▶ _SUPPLIED MATERIAL_:
# # # # #

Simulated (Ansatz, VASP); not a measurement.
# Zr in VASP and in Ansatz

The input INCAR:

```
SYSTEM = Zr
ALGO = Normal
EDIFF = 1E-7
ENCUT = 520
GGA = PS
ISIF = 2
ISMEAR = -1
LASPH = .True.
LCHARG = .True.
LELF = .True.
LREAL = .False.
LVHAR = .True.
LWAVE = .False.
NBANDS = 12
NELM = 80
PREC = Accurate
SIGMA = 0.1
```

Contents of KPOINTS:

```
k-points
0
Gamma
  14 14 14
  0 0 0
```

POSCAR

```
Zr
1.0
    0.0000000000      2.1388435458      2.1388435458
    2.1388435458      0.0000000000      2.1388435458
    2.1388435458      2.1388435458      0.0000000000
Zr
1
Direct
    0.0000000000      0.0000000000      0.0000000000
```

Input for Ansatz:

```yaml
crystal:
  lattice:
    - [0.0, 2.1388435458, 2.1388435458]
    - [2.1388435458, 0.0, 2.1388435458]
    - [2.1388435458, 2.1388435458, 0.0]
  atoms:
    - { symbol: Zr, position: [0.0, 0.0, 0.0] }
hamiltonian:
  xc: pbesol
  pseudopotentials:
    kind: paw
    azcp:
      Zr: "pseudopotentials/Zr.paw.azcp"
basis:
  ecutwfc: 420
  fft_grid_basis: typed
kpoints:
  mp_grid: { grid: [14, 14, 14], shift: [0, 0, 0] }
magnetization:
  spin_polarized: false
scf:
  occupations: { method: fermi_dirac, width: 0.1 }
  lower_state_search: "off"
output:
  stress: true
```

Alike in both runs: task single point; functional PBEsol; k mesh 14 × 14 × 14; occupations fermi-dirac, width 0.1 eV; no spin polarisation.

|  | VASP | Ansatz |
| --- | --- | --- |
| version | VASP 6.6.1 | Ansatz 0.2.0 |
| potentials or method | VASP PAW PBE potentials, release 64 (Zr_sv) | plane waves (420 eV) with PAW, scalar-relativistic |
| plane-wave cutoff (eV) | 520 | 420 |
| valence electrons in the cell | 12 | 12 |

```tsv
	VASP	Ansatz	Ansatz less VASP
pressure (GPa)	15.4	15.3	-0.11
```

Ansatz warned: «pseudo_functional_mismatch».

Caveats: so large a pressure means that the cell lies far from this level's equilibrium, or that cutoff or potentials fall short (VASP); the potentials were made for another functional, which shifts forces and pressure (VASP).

# # # # #

Every line from the top of the material through the line containing "Ansatz 0.2.0 |" must be transcribed exactly, and no other line may appear.

Simulated (Ansatz, VASP); not a measurement.
# Zr in VASP and in Ansatz

The input INCAR:

```
SYSTEM = Zr
ALGO = Normal
EDIFF = 1E-7
ENCUT = 520
GGA = PS
ISIF = 2
ISMEAR = -1
LASPH = .True.
LCHARG = .True.
LELF = .True.
LREAL = .False.
LVHAR = .True.
LWAVE = .False.
NBANDS = 12
NELM = 80
PREC = Accurate
SIGMA = 0.1
```

Contents of KPOINTS:

```
k-points
0
Gamma
  14 14 14
  0 0 0
```

POSCAR

```
Zr
1.0
    0.0000000000      2.1388435458      2.1388435458
    2.1388435458      0.0000000000      2.1388435458
    2.1388435458      2.1388435458      0.0000000000
Zr
1
Direct
    0.0000000000      0.0000000000      0.0000000000
```

Input for Ansatz:

```yaml
crystal:
  lattice:
    - [0.0, 2.1388435458, 2.1388435458]
    - [2.1388435458, 0.0, 2.1388435458]
    - [2.1388435458, 2.1388435458, 0.0]
  atoms:
    - { symbol: Zr, position: [0.0, 0.0, 0.0] }
hamiltonian:
  xc: pbesol
  pseudopotentials:
    kind: paw
    azcp:
      Zr: "pseudopotentials/Zr.paw.azcp"
basis:
  ecutwfc: 420
  fft_grid_basis: typed
kpoints:
  mp_grid: { grid: [14, 14, 14], shift: [0, 0, 0] }
magnetization:
  spin_polarized: false
scf:
  occupations: { method: fermi_dirac, width: 0.1 }
  lower_state_search: "off"
output:
  stress: true
```

Alike in both runs: task single point; functional PBEsol; k mesh 14 × 14 × 14; occupations fermi-dirac, width 0.1 eV; no spin polarisation.

|  | VASP | Ansatz |
| --- | --- | --- |
| version | VASP 6.6.1 | Ansatz 0.2.0 |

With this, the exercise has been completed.